[[ Source data, beginning ]]

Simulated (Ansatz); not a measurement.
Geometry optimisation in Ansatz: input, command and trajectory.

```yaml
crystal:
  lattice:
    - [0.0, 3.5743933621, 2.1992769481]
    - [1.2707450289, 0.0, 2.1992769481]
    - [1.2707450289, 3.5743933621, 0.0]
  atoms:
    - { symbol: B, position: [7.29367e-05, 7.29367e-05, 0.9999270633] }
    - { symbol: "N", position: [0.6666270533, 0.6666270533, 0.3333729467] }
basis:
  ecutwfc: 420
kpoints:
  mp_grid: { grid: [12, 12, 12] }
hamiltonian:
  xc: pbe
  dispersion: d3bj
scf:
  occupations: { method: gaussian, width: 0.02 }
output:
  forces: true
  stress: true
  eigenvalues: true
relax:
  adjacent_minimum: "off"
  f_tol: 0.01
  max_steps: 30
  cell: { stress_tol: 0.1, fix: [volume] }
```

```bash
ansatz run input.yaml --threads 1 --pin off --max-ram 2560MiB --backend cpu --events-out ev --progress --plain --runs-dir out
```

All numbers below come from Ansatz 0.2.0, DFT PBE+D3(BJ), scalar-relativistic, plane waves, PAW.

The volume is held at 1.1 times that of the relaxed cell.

[[ Source data, end ]]

Requirement —
From the first line to the last, return the data above exactly.

Result —
Simulated (Ansatz); not a measurement.
Geometry optimisation in Ansatz: input, command and trajectory.

```yaml
crystal:
  lattice:
    - [0.0, 3.5743933621, 2.1992769481]
    - [1.2707450289, 0.0, 2.1992769481]
    - [1.2707450289, 3.5743933621, 0.0]
  atoms:
    - { symbol: B, position: [7.29367e-05, 7.29367e-05, 0.9999270633] }
    - { symbol: "N", position: [0.6666270533, 0.6666270533, 0.3333729467] }
basis:
  ecutwfc: 420
kpoints:
  mp_grid: { grid: [12, 12, 12] }
hamiltonian:
  xc: pbe
  dispersion: d3bj
scf:
  occupations: { method: gaussian, width: 0.02 }
output:
  forces: true
  stress: true
  eigenvalues: true
relax:
  adjacent_minimum: "off"
  f_tol: 0.01
  max_steps: 30
  cell: { stress_tol: 0.1, fix: [volume] }
```

```bash
ansatz run input.yaml --threads 1 --pin off --max-ram 2560MiB --backend cpu --events-out ev --progress --plain --runs-dir out
```

All numbers below come from Ansatz 0.2.0, DFT PBE+D3(BJ), scalar-relativistic, plane waves, PAW.

The volume is held at 1.1 times that of the relaxed cell.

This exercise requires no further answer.